◇ ◇ ◇ ◇

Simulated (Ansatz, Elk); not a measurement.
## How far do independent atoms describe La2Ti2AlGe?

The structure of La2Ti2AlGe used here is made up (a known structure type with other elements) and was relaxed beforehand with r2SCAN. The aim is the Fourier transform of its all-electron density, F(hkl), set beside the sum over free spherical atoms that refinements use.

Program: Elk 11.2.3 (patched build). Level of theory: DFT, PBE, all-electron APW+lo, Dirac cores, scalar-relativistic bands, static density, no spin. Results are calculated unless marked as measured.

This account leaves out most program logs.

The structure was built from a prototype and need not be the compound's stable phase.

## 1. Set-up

◇ ◇ ◇ ◇

● Work task:
Return word for word the lines above from the line with "Program: Elk 11.2.3" to the line with "The structure was", including both and leaving out all others.

● Worked solution:
Program: Elk 11.2.3 (patched build). Level of theory: DFT, PBE, all-electron APW+lo, Dirac cores, scalar-relativistic bands, static density, no spin. Results are calculated unless marked as measured.

This account leaves out most program logs.

The structure was built from a prototype and need not be the compound's stable phase.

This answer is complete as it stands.